_WORK TASK:_ Copy the entries below in full, keeping them exactly as they are.

_DATA EXCERPTS:_
——

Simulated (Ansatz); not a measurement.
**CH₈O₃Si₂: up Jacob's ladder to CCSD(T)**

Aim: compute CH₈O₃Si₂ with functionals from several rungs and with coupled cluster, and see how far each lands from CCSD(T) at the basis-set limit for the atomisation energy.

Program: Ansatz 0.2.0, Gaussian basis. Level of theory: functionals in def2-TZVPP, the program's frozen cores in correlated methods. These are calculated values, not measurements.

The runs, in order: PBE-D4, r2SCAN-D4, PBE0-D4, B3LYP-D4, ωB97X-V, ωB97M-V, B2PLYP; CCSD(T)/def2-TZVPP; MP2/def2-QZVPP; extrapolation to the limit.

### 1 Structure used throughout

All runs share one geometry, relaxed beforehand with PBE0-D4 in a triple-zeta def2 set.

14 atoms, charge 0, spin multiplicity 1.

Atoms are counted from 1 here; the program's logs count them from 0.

——

_WRITTEN REPLY:_
Simulated (Ansatz); not a measurement.
**CH₈O₃Si₂: up Jacob's ladder to CCSD(T)**

Aim: compute CH₈O₃Si₂ with functionals from several rungs and with coupled cluster, and see how far each lands from CCSD(T) at the basis-set limit for the atomisation energy.

Program: Ansatz 0.2.0, Gaussian basis. Level of theory: functionals in def2-TZVPP, the program's frozen cores in correlated methods. These are calculated values, not measurements.

The runs, in order: PBE-D4, r2SCAN-D4, PBE0-D4, B3LYP-D4, ωB97X-V, ωB97M-V, B2PLYP; CCSD(T)/def2-TZVPP; MP2/def2-QZVPP; extrapolation to the limit.

### 1 Structure used throughout

All runs share one geometry, relaxed beforehand with PBE0-D4 in a triple-zeta def2 set.

14 atoms, charge 0, spin multiplicity 1.

Atoms are counted from 1 here; the program's logs count them from 0.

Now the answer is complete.